[Information supplied — start]

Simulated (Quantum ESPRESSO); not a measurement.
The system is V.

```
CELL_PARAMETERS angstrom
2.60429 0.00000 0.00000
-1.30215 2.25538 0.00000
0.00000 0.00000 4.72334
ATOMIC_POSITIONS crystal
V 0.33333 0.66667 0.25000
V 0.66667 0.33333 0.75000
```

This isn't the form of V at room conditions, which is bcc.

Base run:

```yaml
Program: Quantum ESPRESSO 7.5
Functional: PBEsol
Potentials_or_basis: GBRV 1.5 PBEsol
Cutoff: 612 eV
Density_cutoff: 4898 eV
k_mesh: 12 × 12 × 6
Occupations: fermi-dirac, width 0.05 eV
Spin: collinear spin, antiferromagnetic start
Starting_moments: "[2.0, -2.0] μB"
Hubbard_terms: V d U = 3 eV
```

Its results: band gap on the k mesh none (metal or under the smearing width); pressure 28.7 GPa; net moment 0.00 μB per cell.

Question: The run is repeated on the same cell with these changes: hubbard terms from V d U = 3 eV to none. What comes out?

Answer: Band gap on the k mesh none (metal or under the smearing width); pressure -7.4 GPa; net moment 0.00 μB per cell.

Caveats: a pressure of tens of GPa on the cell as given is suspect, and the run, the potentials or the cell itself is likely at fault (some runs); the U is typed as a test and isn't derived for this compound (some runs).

[Information supplied — finish]

Exercise
Could you please copy the lines above exactly, beginning at the first and ending at the line that contains "Answer: Band gap"?

Response box
Simulated (Quantum ESPRESSO); not a measurement.
The system is V.

```
CELL_PARAMETERS angstrom
2.60429 0.00000 0.00000
-1.30215 2.25538 0.00000
0.00000 0.00000 4.72334
ATOMIC_POSITIONS crystal
V 0.33333 0.66667 0.25000
V 0.66667 0.33333 0.75000
```

This isn't the form of V at room conditions, which is bcc.

Base run:

```yaml
Program: Quantum ESPRESSO 7.5
Functional: PBEsol
Potentials_or_basis: GBRV 1.5 PBEsol
Cutoff: 612 eV
Density_cutoff: 4898 eV
k_mesh: 12 × 12 × 6
Occupations: fermi-dirac, width 0.05 eV
Spin: collinear spin, antiferromagnetic start
Starting_moments: "[2.0, -2.0] μB"
Hubbard_terms: V d U = 3 eV
```

Its results: band gap on the k mesh none (metal or under the smearing width); pressure 28.7 GPa; net moment 0.00 μB per cell.

Question: The run is repeated on the same cell with these changes: hubbard terms from V d U = 3 eV to none. What comes out?

Answer: Band gap on the k mesh none (metal or under the smearing width); pressure -7.4 GPa; net moment 0.00 μB per cell.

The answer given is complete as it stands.